LISTED RECORDS:
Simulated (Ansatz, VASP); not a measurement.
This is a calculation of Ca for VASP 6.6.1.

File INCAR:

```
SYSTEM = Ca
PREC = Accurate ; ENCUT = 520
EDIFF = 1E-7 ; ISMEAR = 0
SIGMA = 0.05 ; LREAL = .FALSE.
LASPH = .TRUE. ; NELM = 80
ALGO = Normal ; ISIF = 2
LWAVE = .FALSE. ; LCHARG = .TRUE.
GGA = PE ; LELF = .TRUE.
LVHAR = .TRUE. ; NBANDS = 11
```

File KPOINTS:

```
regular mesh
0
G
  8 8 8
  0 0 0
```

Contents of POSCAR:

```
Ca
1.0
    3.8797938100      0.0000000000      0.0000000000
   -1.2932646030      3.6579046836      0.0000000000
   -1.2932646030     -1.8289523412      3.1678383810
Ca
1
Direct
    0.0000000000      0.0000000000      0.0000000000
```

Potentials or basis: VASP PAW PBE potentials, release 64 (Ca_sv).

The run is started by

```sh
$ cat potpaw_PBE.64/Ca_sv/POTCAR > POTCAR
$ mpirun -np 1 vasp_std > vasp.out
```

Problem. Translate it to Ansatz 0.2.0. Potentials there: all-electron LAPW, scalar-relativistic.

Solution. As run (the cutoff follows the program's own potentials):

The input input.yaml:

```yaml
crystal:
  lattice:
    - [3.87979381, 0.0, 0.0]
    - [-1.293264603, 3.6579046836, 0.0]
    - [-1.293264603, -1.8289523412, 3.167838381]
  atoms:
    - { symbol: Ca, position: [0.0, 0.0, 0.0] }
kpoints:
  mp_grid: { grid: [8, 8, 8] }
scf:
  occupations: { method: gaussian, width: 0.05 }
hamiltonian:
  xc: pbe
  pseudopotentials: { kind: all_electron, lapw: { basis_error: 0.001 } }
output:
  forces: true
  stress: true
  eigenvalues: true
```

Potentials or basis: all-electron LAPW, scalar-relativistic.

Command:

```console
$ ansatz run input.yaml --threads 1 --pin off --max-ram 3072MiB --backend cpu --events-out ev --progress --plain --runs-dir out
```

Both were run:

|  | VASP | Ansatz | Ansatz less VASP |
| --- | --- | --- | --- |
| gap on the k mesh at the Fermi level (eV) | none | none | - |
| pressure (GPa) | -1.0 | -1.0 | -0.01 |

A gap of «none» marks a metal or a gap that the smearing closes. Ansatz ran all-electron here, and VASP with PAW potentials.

ASSIGNMENT: Each line from the start of the listing above through the line containing "Problem. Translate it" must be reproduced exactly. Leave out the rest.

TASK RESPONSE:
Simulated (Ansatz, VASP); not a measurement.
This is a calculation of Ca for VASP 6.6.1.

File INCAR:

```
SYSTEM = Ca
PREC = Accurate ; ENCUT = 520
EDIFF = 1E-7 ; ISMEAR = 0
SIGMA = 0.05 ; LREAL = .FALSE.
LASPH = .TRUE. ; NELM = 80
ALGO = Normal ; ISIF = 2
LWAVE = .FALSE. ; LCHARG = .TRUE.
GGA = PE ; LELF = .TRUE.
LVHAR = .TRUE. ; NBANDS = 11
```

File KPOINTS:

```
regular mesh
0
G
  8 8 8
  0 0 0
```

Contents of POSCAR:

```
Ca
1.0
    3.8797938100      0.0000000000      0.0000000000
   -1.2932646030      3.6579046836      0.0000000000
   -1.2932646030     -1.8289523412      3.1678383810
Ca
1
Direct
    0.0000000000      0.0000000000      0.0000000000
```

Potentials or basis: VASP PAW PBE potentials, release 64 (Ca_sv).

The run is started by

```sh
$ cat potpaw_PBE.64/Ca_sv/POTCAR > POTCAR
$ mpirun -np 1 vasp_std > vasp.out
```

Problem. Translate it to Ansatz 0.2.0. Potentials there: all-electron LAPW, scalar-relativistic.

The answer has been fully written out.